#### [ACTION ITEM]
Your output must match the records below character for character.

#### [DATA EXTRACTS]
####################
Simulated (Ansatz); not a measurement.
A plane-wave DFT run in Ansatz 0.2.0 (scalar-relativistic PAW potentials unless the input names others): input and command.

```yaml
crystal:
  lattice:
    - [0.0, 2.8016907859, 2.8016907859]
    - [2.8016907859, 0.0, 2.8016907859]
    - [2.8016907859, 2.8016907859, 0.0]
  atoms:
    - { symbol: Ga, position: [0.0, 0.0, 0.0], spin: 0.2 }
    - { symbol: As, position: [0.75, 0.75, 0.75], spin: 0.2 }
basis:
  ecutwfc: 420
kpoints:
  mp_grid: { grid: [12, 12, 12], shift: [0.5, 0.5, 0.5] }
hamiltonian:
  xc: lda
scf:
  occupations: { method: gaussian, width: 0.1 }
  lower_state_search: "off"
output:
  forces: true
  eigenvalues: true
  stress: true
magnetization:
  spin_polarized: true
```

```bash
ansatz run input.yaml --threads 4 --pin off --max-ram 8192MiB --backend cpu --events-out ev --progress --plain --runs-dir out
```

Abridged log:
####################

#### [RESPONSE]
Simulated (Ansatz); not a measurement.
A plane-wave DFT run in Ansatz 0.2.0 (scalar-relativistic PAW potentials unless the input names others): input and command.

```yaml
crystal:
  lattice:
    - [0.0, 2.8016907859, 2.8016907859]
    - [2.8016907859, 0.0, 2.8016907859]
    - [2.8016907859, 2.8016907859, 0.0]
  atoms:
    - { symbol: Ga, position: [0.0, 0.0, 0.0], spin: 0.2 }
    - { symbol: As, position: [0.75, 0.75, 0.75], spin: 0.2 }
basis:
  ecutwfc: 420
kpoints:
  mp_grid: { grid: [12, 12, 12], shift: [0.5, 0.5, 0.5] }
hamiltonian:
  xc: lda
scf:
  occupations: { method: gaussian, width: 0.1 }
  lower_state_search: "off"
output:
  forces: true
  eigenvalues: true
  stress: true
magnetization:
  spin_polarized: true
```

```bash
ansatz run input.yaml --threads 4 --pin off --max-ram 8192MiB --backend cpu --events-out ev --progress --plain --runs-dir out
```

Abridged log:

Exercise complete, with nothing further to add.